REQUIREMENT: Output exactly the lines that run from the top of the entries to the line holding "Answer. Aluminium on", including both of those lines.

AVAILABLE DATA:

######

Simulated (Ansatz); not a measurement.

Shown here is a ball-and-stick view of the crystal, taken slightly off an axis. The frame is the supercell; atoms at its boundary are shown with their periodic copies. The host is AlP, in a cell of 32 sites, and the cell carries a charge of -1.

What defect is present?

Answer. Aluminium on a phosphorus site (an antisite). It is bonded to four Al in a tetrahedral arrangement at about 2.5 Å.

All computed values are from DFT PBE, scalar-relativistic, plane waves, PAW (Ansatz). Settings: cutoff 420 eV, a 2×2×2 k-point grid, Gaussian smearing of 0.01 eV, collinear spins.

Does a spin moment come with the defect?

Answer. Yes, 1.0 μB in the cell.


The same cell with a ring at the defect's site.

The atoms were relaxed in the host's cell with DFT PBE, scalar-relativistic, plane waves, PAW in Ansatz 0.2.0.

######

RESPONSE BOX:
Simulated (Ansatz); not a measurement.

Shown here is a ball-and-stick view of the crystal, taken slightly off an axis. The frame is the supercell; atoms at its boundary are shown with their periodic copies. The host is AlP, in a cell of 32 sites, and the cell carries a charge of -1.

What defect is present?

Answer. Aluminium on a phosphorus site (an antisite). It is bonded to four Al in a tetrahedral arrangement at about 2.5 Å.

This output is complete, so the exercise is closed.